■ WORK INSTRUCTION:
Using the data below, return the stretch from the line that contains "Q: Fill in the values left out." through the line that contains "Caveats: the cell", both included, exactly as it stands and nothing beyond it.

■ EXERCISE DATA:
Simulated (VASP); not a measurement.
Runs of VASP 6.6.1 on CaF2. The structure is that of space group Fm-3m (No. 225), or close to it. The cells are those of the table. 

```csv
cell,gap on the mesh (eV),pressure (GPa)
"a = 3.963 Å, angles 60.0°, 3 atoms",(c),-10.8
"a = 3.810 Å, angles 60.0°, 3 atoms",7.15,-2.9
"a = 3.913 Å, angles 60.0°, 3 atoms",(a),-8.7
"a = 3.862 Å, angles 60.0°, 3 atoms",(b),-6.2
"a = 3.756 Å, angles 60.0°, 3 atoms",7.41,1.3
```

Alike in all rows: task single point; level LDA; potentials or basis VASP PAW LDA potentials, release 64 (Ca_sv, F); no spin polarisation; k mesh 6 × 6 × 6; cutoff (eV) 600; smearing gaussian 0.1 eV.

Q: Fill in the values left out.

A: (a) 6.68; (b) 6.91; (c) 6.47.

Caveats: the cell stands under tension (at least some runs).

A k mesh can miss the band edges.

■ EXPECTED ANSWER:
Q: Fill in the values left out.

A: (a) 6.68; (b) 6.91; (c) 6.47.

Caveats: the cell stands under tension (at least some runs).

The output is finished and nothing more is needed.